Required action: Give back the entries exactly, ending with the "## The geometry" line.

Supplied material:
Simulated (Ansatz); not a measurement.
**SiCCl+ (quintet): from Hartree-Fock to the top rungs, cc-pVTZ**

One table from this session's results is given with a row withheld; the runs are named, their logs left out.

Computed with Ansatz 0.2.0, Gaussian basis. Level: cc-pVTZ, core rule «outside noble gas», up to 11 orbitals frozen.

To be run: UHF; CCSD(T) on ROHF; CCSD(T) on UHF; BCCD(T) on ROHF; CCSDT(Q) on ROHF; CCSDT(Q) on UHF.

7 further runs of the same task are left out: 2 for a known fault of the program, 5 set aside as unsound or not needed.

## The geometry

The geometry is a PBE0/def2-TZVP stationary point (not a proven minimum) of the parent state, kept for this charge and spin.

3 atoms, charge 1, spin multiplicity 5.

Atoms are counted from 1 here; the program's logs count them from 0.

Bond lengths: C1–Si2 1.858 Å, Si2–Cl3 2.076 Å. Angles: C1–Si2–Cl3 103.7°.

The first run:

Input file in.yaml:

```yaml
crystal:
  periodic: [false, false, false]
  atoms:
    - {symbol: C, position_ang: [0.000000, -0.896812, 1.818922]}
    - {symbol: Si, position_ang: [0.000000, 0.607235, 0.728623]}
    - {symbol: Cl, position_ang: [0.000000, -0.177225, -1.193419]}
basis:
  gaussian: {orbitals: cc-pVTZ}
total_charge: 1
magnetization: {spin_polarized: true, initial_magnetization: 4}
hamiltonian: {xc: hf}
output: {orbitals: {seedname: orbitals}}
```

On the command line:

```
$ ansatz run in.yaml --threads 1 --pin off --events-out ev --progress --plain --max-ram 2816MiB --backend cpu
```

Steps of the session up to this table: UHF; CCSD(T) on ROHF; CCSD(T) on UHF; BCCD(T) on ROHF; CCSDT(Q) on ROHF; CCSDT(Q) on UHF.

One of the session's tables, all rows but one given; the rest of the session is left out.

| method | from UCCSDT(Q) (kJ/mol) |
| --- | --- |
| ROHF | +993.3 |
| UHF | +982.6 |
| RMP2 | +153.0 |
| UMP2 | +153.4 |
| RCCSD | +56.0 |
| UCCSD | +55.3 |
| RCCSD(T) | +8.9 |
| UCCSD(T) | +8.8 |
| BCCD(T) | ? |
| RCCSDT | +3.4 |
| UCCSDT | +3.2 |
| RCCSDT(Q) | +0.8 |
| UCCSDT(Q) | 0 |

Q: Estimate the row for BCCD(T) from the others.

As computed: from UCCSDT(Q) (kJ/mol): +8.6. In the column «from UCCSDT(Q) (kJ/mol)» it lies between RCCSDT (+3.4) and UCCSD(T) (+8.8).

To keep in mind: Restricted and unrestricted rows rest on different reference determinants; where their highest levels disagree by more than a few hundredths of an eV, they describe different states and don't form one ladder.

Exercise solution:
Simulated (Ansatz); not a measurement.
**SiCCl+ (quintet): from Hartree-Fock to the top rungs, cc-pVTZ**

One table from this session's results is given with a row withheld; the runs are named, their logs left out.

Computed with Ansatz 0.2.0, Gaussian basis. Level: cc-pVTZ, core rule «outside noble gas», up to 11 orbitals frozen.

To be run: UHF; CCSD(T) on ROHF; CCSD(T) on UHF; BCCD(T) on ROHF; CCSDT(Q) on ROHF; CCSDT(Q) on UHF.

7 further runs of the same task are left out: 2 for a known fault of the program, 5 set aside as unsound or not needed.

## The geometry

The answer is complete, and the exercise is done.